* **DATA PROVIDED**
============

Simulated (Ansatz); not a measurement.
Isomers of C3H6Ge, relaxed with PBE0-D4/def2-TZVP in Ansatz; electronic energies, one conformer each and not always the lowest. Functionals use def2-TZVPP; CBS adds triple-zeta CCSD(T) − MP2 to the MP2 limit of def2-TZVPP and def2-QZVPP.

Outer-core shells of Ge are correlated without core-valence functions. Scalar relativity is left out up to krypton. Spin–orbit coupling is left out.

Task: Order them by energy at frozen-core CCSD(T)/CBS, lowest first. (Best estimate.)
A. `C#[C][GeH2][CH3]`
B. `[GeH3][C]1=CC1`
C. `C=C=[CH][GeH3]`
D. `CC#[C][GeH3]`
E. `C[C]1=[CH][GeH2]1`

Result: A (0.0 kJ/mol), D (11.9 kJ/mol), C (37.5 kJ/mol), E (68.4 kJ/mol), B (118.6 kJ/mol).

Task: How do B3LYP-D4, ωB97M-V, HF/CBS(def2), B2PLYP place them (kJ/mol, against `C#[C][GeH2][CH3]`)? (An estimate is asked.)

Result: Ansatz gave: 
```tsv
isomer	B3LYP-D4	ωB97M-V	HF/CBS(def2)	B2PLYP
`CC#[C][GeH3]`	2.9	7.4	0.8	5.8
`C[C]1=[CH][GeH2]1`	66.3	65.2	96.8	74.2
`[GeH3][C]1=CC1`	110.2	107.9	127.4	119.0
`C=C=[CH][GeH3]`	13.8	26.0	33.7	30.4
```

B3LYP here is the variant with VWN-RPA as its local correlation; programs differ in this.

============

* **BRIEF**
Above this instruction are the records; retype exactly the lines from the one containing "Task: Order them" up to and including the one containing "Result: A (0.0".

* **WRITTEN SOLUTION**
Task: Order them by energy at frozen-core CCSD(T)/CBS, lowest first. (Best estimate.)
A. `C#[C][GeH2][CH3]`
B. `[GeH3][C]1=CC1`
C. `C=C=[CH][GeH3]`
D. `CC#[C][GeH3]`
E. `C[C]1=[CH][GeH2]1`

Result: A (0.0 kJ/mol), D (11.9 kJ/mol), C (37.5 kJ/mol), E (68.4 kJ/mol), B (118.6 kJ/mol).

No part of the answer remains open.